^^^^
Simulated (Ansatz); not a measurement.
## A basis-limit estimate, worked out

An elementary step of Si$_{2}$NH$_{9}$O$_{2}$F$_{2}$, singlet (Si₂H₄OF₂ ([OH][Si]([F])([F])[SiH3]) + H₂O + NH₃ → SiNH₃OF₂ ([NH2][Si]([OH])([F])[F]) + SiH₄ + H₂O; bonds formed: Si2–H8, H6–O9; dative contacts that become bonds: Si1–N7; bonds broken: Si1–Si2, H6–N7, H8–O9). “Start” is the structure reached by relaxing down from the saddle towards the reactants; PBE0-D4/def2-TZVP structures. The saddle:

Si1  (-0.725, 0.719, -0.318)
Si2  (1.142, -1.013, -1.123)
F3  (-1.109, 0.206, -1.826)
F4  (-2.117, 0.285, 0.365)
^^^^

* Brief *
Copy out each entry above with no deviation.

* Answer section *
Simulated (Ansatz); not a measurement.
## A basis-limit estimate, worked out

An elementary step of Si$_{2}$NH$_{9}$O$_{2}$F$_{2}$, singlet (Si₂H₄OF₂ ([OH][Si]([F])([F])[SiH3]) + H₂O + NH₃ → SiNH₃OF₂ ([NH2][Si]([OH])([F])[F]) + SiH₄ + H₂O; bonds formed: Si2–H8, H6–O9; dative contacts that become bonds: Si1–N7; bonds broken: Si1–Si2, H6–N7, H8–O9). “Start” is the structure reached by relaxing down from the saddle towards the reactants; PBE0-D4/def2-TZVP structures. The saddle:

Si1  (-0.725, 0.719, -0.318)
Si2  (1.142, -1.013, -1.123)
F3  (-1.109, 0.206, -1.826)
F4  (-2.117, 0.285, 0.365)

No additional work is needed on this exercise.